Start of Block
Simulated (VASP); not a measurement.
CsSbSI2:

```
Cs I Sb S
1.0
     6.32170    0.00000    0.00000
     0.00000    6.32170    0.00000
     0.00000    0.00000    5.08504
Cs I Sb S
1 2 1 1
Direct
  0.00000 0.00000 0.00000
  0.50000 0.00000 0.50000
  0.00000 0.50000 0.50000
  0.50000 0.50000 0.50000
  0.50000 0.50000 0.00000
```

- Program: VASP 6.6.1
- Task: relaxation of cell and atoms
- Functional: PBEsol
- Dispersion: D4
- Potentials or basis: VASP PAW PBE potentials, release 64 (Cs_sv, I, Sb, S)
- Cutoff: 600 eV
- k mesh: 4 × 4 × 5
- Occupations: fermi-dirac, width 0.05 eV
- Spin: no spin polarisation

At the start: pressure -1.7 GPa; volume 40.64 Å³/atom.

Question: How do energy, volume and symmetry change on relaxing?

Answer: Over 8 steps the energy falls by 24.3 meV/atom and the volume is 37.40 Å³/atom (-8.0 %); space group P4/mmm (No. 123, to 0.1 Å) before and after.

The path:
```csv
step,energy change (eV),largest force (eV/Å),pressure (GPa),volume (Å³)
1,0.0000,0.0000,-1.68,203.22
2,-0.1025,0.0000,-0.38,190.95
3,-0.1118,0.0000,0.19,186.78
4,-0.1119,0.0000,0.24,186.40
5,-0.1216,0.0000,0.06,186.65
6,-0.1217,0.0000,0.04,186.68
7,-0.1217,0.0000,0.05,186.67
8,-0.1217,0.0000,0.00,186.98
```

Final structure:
End of Block

## ACTION ITEM
Return only the lines between the one holding "- Task: relaxation of cell and atoms" and the one holding "Question: How do", inclusive, exactly as they appear above.

## WRITTEN RESPONSE
- Task: relaxation of cell and atoms
- Functional: PBEsol
- Dispersion: D4
- Potentials or basis: VASP PAW PBE potentials, release 64 (Cs_sv, I, Sb, S)
- Cutoff: 600 eV
- k mesh: 4 × 4 × 5
- Occupations: fermi-dirac, width 0.05 eV
- Spin: no spin polarisation

At the start: pressure -1.7 GPa; volume 40.64 Å³/atom.

Question: How do energy, volume and symmetry change on relaxing?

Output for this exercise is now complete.